● **Data shown**:
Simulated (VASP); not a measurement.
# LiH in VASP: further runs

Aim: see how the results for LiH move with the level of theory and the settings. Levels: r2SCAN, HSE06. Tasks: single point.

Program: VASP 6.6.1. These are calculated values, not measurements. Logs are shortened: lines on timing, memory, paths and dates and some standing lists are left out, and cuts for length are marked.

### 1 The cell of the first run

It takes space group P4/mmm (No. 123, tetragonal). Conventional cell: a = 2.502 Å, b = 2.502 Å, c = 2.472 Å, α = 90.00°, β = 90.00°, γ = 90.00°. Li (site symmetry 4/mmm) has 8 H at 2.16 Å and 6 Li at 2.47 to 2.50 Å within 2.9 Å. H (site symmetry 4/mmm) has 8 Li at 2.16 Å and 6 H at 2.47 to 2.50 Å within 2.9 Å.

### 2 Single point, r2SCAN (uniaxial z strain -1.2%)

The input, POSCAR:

● **Exercise**: Transcribe the whole listing above, keeping each line exactly as written.

● **Task result**:
Simulated (VASP); not a measurement.
# LiH in VASP: further runs

Aim: see how the results for LiH move with the level of theory and the settings. Levels: r2SCAN, HSE06. Tasks: single point.

Program: VASP 6.6.1. These are calculated values, not measurements. Logs are shortened: lines on timing, memory, paths and dates and some standing lists are left out, and cuts for length are marked.

### 1 The cell of the first run

It takes space group P4/mmm (No. 123, tetragonal). Conventional cell: a = 2.502 Å, b = 2.502 Å, c = 2.472 Å, α = 90.00°, β = 90.00°, γ = 90.00°. Li (site symmetry 4/mmm) has 8 H at 2.16 Å and 6 Li at 2.47 to 2.50 Å within 2.9 Å. H (site symmetry 4/mmm) has 8 Li at 2.16 Å and 6 H at 2.47 to 2.50 Å within 2.9 Å.

### 2 Single point, r2SCAN (uniaxial z strain -1.2%)

The input, POSCAR:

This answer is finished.